▶ _Assignment_
The entries below contain a line with "Aim: the optical" and a line with "### 2. Ground state". Quote exactly those two lines and all lines between them.

▶ _Dataset extract_
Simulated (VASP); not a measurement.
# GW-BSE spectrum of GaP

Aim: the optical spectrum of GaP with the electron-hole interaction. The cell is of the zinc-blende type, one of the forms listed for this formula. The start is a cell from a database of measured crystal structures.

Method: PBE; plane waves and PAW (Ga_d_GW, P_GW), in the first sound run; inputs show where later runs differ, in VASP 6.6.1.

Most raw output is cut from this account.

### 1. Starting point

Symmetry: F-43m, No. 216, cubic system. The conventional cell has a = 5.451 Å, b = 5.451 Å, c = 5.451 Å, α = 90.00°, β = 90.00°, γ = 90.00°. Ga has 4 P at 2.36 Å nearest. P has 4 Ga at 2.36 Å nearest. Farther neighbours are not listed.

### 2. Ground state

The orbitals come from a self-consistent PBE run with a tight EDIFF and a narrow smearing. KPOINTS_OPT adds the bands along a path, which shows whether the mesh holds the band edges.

▶ _Worked solution_
Aim: the optical spectrum of GaP with the electron-hole interaction. The cell is of the zinc-blende type, one of the forms listed for this formula. The start is a cell from a database of measured crystal structures.

Method: PBE; plane waves and PAW (Ga_d_GW, P_GW), in the first sound run; inputs show where later runs differ, in VASP 6.6.1.

Most raw output is cut from this account.

### 1. Starting point

Symmetry: F-43m, No. 216, cubic system. The conventional cell has a = 5.451 Å, b = 5.451 Å, c = 5.451 Å, α = 90.00°, β = 90.00°, γ = 90.00°. Ga has 4 P at 2.36 Å nearest. P has 4 Ga at 2.36 Å nearest. Farther neighbours are not listed.

### 2. Ground state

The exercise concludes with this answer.